*** Data for analysis ***

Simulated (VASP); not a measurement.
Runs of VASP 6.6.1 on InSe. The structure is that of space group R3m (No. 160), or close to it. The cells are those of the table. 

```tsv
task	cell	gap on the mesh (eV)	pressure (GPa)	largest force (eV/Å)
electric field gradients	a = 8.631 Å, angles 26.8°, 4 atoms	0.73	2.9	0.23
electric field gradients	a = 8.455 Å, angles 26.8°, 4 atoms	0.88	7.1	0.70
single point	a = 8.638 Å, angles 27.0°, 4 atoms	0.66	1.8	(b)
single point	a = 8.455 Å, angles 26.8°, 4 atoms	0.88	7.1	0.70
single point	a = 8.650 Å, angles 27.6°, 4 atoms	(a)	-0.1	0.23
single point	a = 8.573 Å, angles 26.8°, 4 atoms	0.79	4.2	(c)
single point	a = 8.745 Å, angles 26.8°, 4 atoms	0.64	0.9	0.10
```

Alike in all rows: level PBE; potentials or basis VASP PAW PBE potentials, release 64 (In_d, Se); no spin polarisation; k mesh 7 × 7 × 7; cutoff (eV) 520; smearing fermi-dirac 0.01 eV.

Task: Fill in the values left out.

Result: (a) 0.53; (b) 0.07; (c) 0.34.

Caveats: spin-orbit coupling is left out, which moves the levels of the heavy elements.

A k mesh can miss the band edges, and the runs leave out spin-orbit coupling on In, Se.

*** End of Data for analysis ***

_Work order_
Once you have read the entries above, copy them out exactly as they were given.

_Task solution_
Simulated (VASP); not a measurement.
Runs of VASP 6.6.1 on InSe. The structure is that of space group R3m (No. 160), or close to it. The cells are those of the table. 

```tsv
task	cell	gap on the mesh (eV)	pressure (GPa)	largest force (eV/Å)
electric field gradients	a = 8.631 Å, angles 26.8°, 4 atoms	0.73	2.9	0.23
electric field gradients	a = 8.455 Å, angles 26.8°, 4 atoms	0.88	7.1	0.70
single point	a = 8.638 Å, angles 27.0°, 4 atoms	0.66	1.8	(b)
single point	a = 8.455 Å, angles 26.8°, 4 atoms	0.88	7.1	0.70
single point	a = 8.650 Å, angles 27.6°, 4 atoms	(a)	-0.1	0.23
single point	a = 8.573 Å, angles 26.8°, 4 atoms	0.79	4.2	(c)
single point	a = 8.745 Å, angles 26.8°, 4 atoms	0.64	0.9	0.10
```

Alike in all rows: level PBE; potentials or basis VASP PAW PBE potentials, release 64 (In_d, Se); no spin polarisation; k mesh 7 × 7 × 7; cutoff (eV) 520; smearing fermi-dirac 0.01 eV.

Task: Fill in the values left out.

Result: (a) 0.53; (b) 0.07; (c) 0.34.

Caveats: spin-orbit coupling is left out, which moves the levels of the heavy elements.

A k mesh can miss the band edges, and the runs leave out spin-orbit coupling on In, Se.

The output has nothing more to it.